> Provided records:
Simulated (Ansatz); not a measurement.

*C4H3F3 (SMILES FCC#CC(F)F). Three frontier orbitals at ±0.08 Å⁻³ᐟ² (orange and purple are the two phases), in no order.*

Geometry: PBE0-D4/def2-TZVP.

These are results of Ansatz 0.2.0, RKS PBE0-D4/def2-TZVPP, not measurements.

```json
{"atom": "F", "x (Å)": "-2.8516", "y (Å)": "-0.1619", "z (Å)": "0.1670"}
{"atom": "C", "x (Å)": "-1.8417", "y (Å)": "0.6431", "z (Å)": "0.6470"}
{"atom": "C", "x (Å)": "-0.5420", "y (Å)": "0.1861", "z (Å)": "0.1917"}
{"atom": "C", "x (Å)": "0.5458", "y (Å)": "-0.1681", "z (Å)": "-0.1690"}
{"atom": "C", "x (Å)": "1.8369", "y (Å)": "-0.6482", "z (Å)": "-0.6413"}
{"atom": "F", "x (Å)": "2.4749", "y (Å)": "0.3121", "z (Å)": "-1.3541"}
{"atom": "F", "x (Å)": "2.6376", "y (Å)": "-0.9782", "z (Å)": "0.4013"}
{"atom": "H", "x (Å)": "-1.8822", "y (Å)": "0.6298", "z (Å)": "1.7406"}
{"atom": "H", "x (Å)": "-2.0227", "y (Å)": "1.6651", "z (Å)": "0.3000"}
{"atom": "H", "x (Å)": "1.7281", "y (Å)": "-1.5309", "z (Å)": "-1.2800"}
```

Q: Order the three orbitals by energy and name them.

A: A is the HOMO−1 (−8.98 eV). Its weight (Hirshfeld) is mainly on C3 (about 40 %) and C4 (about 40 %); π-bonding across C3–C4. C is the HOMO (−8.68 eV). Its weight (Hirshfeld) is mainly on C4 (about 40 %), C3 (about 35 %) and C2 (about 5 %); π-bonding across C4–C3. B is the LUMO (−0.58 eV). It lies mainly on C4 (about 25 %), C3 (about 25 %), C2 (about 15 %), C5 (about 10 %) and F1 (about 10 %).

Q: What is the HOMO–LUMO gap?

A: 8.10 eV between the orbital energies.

> Brief:
From the line that has "Geometry: PBE0-D4/def2-TZVP." through the line that has "Q: Order the", copy every line exactly as it appears above, and leave out all others.

> Task solution:
Geometry: PBE0-D4/def2-TZVP.

These are results of Ansatz 0.2.0, RKS PBE0-D4/def2-TZVPP, not measurements.

```json
{"atom": "F", "x (Å)": "-2.8516", "y (Å)": "-0.1619", "z (Å)": "0.1670"}
{"atom": "C", "x (Å)": "-1.8417", "y (Å)": "0.6431", "z (Å)": "0.6470"}
{"atom": "C", "x (Å)": "-0.5420", "y (Å)": "0.1861", "z (Å)": "0.1917"}
{"atom": "C", "x (Å)": "0.5458", "y (Å)": "-0.1681", "z (Å)": "-0.1690"}
{"atom": "C", "x (Å)": "1.8369", "y (Å)": "-0.6482", "z (Å)": "-0.6413"}
{"atom": "F", "x (Å)": "2.4749", "y (Å)": "0.3121", "z (Å)": "-1.3541"}
{"atom": "F", "x (Å)": "2.6376", "y (Å)": "-0.9782", "z (Å)": "0.4013"}
{"atom": "H", "x (Å)": "-1.8822", "y (Å)": "0.6298", "z (Å)": "1.7406"}
{"atom": "H", "x (Å)": "-2.0227", "y (Å)": "1.6651", "z (Å)": "0.3000"}
{"atom": "H", "x (Å)": "1.7281", "y (Å)": "-1.5309", "z (Å)": "-1.2800"}
```

Q: Order the three orbitals by energy and name them.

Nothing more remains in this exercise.